_Work order_.
All the entries that follow must be written out again exactly.

_Records provided_.
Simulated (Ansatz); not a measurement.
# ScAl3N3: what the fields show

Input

_Problem solution_.
Simulated (Ansatz); not a measurement.
# ScAl3N3: what the fields show

Input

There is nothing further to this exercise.